RECORDED DATA →
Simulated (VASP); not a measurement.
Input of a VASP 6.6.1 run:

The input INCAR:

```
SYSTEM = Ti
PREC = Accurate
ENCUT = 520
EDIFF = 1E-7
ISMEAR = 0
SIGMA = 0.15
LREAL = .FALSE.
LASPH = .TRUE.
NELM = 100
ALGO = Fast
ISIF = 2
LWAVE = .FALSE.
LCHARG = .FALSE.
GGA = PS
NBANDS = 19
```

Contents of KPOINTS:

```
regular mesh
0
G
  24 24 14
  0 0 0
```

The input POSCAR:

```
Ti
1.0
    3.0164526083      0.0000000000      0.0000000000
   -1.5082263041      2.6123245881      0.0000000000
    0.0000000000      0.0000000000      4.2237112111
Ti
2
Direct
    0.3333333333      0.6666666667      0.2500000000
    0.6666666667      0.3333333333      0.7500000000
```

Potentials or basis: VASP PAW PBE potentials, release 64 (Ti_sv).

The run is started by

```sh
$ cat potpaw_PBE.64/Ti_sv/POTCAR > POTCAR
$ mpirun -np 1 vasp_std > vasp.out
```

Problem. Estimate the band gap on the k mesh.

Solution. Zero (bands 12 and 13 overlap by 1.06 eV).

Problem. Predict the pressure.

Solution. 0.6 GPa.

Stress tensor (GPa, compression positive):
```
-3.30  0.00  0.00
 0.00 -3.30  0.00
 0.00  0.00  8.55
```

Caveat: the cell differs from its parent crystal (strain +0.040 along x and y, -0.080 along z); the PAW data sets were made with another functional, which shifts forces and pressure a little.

REQUIRED ACTION →
Copying word for word, give each line of the data above from the first one through the line containing "Solution. Zero (bands", and nothing else.

RESULT →
Simulated (VASP); not a measurement.
Input of a VASP 6.6.1 run:

The input INCAR:

```
SYSTEM = Ti
PREC = Accurate
ENCUT = 520
EDIFF = 1E-7
ISMEAR = 0
SIGMA = 0.15
LREAL = .FALSE.
LASPH = .TRUE.
NELM = 100
ALGO = Fast
ISIF = 2
LWAVE = .FALSE.
LCHARG = .FALSE.
GGA = PS
NBANDS = 19
```

Contents of KPOINTS:

```
regular mesh
0
G
  24 24 14
  0 0 0
```

The input POSCAR:

```
Ti
1.0
    3.0164526083      0.0000000000      0.0000000000
   -1.5082263041      2.6123245881      0.0000000000
    0.0000000000      0.0000000000      4.2237112111
Ti
2
Direct
    0.3333333333      0.6666666667      0.2500000000
    0.6666666667      0.3333333333      0.7500000000
```

Potentials or basis: VASP PAW PBE potentials, release 64 (Ti_sv).

The run is started by

```sh
$ cat potpaw_PBE.64/Ti_sv/POTCAR > POTCAR
$ mpirun -np 1 vasp_std > vasp.out
```

Problem. Estimate the band gap on the k mesh.

Solution. Zero (bands 12 and 13 overlap by 1.06 eV).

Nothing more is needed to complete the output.